SOURCE DATA:
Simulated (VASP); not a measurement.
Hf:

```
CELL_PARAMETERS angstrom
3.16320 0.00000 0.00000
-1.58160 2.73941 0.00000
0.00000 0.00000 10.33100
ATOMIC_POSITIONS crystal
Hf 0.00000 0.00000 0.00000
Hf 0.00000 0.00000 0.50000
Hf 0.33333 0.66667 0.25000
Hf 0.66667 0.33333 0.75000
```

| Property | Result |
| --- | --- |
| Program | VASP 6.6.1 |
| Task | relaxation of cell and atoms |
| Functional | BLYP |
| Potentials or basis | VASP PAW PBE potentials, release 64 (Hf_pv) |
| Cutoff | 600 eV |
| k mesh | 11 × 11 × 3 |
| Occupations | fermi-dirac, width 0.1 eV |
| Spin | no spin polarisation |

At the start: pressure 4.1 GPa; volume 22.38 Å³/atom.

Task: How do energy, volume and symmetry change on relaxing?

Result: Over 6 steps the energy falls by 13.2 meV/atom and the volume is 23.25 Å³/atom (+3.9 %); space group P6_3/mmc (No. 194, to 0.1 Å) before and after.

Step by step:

ACTION ITEM: Will you return exactly the lines above from the one with "Functional | BLYP |" down to the one with "Result: Over 6", counting both as part of the range?

RESULT:
| Functional | BLYP |
| Potentials or basis | VASP PAW PBE potentials, release 64 (Hf_pv) |
| Cutoff | 600 eV |
| k mesh | 11 × 11 × 3 |
| Occupations | fermi-dirac, width 0.1 eV |
| Spin | no spin polarisation |

At the start: pressure 4.1 GPa; volume 22.38 Å³/atom.

Task: How do energy, volume and symmetry change on relaxing?

Result: Over 6 steps the energy falls by 13.2 meV/atom and the volume is 23.25 Å³/atom (+3.9 %); space group P6_3/mmc (No. 194, to 0.1 Å) before and after.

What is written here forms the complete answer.